## Given information
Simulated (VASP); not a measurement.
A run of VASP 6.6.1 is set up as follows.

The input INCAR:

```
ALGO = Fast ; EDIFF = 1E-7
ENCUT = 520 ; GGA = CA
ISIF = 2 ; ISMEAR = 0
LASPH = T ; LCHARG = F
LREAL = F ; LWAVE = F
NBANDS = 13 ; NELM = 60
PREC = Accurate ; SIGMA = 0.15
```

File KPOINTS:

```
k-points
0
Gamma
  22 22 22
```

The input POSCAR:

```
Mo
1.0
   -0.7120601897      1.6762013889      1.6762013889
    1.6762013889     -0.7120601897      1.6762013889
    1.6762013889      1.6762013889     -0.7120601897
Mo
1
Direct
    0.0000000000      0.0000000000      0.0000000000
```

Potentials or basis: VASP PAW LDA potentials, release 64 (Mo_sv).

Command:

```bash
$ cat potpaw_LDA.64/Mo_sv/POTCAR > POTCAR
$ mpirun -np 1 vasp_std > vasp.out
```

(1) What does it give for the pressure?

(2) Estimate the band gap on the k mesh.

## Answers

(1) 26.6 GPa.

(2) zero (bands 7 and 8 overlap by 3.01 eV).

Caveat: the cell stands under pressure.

## Assigned task
Give the entries once more, exactly as they appear.

## Response box
Simulated (VASP); not a measurement.
A run of VASP 6.6.1 is set up as follows.

The input INCAR:

```
ALGO = Fast ; EDIFF = 1E-7
ENCUT = 520 ; GGA = CA
ISIF = 2 ; ISMEAR = 0
LASPH = T ; LCHARG = F
LREAL = F ; LWAVE = F
NBANDS = 13 ; NELM = 60
PREC = Accurate ; SIGMA = 0.15
```

File KPOINTS:

```
k-points
0
Gamma
  22 22 22
```

The input POSCAR:

```
Mo
1.0
   -0.7120601897      1.6762013889      1.6762013889
    1.6762013889     -0.7120601897      1.6762013889
    1.6762013889      1.6762013889     -0.7120601897
Mo
1
Direct
    0.0000000000      0.0000000000      0.0000000000
```

Potentials or basis: VASP PAW LDA potentials, release 64 (Mo_sv).

Command:

```bash
$ cat potpaw_LDA.64/Mo_sv/POTCAR > POTCAR
$ mpirun -np 1 vasp_std > vasp.out
```

(1) What does it give for the pressure?

(2) Estimate the band gap on the k mesh.

## Answers

(1) 26.6 GPa.

(2) zero (bands 7 and 8 overlap by 3.01 eV).

Caveat: the cell stands under pressure.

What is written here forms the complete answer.